Work item >>
Starting with the first line and ending with the last, transcribe the data exactly.

______________________________

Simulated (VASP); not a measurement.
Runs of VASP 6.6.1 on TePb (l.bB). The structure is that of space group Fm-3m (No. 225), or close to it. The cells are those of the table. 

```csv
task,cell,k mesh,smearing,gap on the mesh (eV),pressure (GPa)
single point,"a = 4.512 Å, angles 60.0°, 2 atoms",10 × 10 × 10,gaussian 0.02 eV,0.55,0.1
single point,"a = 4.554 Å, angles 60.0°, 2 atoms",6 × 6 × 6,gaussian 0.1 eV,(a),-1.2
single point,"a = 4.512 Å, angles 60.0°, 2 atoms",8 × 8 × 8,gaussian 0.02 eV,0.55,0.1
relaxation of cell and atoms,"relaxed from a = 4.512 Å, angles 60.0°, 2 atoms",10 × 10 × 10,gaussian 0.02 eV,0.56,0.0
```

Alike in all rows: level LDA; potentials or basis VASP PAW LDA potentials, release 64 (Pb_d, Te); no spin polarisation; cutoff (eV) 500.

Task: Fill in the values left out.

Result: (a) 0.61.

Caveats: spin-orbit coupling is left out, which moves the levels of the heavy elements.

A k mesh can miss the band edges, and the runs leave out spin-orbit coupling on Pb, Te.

______________________________

Answer box >>
Simulated (VASP); not a measurement.
Runs of VASP 6.6.1 on TePb (l.bB). The structure is that of space group Fm-3m (No. 225), or close to it. The cells are those of the table. 

```csv
task,cell,k mesh,smearing,gap on the mesh (eV),pressure (GPa)
single point,"a = 4.512 Å, angles 60.0°, 2 atoms",10 × 10 × 10,gaussian 0.02 eV,0.55,0.1
single point,"a = 4.554 Å, angles 60.0°, 2 atoms",6 × 6 × 6,gaussian 0.1 eV,(a),-1.2
single point,"a = 4.512 Å, angles 60.0°, 2 atoms",8 × 8 × 8,gaussian 0.02 eV,0.55,0.1
relaxation of cell and atoms,"relaxed from a = 4.512 Å, angles 60.0°, 2 atoms",10 × 10 × 10,gaussian 0.02 eV,0.56,0.0
```

Alike in all rows: level LDA; potentials or basis VASP PAW LDA potentials, release 64 (Pb_d, Te); no spin polarisation; cutoff (eV) 500.

Task: Fill in the values left out.

Result: (a) 0.61.

Caveats: spin-orbit coupling is left out, which moves the levels of the heavy elements.

A k mesh can miss the band edges, and the runs leave out spin-orbit coupling on Pb, Te.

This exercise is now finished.